#### [Entries provided]
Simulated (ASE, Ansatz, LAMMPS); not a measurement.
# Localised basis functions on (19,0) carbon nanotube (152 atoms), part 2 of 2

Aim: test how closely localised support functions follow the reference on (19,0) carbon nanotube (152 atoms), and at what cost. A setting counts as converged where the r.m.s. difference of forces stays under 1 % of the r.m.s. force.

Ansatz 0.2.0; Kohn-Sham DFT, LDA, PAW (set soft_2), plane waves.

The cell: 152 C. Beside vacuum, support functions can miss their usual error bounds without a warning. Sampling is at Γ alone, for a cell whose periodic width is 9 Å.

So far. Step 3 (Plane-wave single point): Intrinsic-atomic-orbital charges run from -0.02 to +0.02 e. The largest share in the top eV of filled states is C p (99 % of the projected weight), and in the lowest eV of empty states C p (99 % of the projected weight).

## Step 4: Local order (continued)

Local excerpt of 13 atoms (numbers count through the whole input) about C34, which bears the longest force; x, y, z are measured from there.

#### [Work instruction]
Look above for the line with "Ansatz 0.2.0; Kohn-Sham" and the line with "The cell: 152"; transcribe both and all lines in between, exactly, and nothing else.

#### [Your solution]
Ansatz 0.2.0; Kohn-Sham DFT, LDA, PAW (set soft_2), plane waves.

The cell: 152 C. Beside vacuum, support functions can miss their usual error bounds without a warning. Sampling is at Γ alone, for a cell whose periodic width is 9 Å.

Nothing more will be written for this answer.